╭─ Material supplied

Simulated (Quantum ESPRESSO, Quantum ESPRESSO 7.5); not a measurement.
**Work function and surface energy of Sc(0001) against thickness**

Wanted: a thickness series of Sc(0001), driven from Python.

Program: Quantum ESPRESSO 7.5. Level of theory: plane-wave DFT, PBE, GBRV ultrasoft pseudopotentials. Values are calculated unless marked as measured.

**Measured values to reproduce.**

╰─

• **Requirement**: Type the records out again. Match them exactly.

• **Worked solution**:
Simulated (Quantum ESPRESSO, Quantum ESPRESSO 7.5); not a measurement.
**Work function and surface energy of Sc(0001) against thickness**

Wanted: a thickness series of Sc(0001), driven from Python.

Program: Quantum ESPRESSO 7.5. Level of theory: plane-wave DFT, PBE, GBRV ultrasoft pseudopotentials. Values are calculated unless marked as measured.

**Measured values to reproduce.**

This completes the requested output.